▸ WORK ORDER
Please set down each line of the material exactly.

▸ EXTRACTED ENTRIES
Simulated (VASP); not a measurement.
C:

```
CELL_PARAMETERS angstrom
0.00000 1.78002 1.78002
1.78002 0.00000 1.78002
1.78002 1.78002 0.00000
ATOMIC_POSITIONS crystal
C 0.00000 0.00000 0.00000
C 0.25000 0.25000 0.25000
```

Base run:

▸ ANSWER SECTION
Simulated (VASP); not a measurement.
C:

```
CELL_PARAMETERS angstrom
0.00000 1.78002 1.78002
1.78002 0.00000 1.78002
1.78002 1.78002 0.00000
ATOMIC_POSITIONS crystal
C 0.00000 0.00000 0.00000
C 0.25000 0.25000 0.25000
```

Base run:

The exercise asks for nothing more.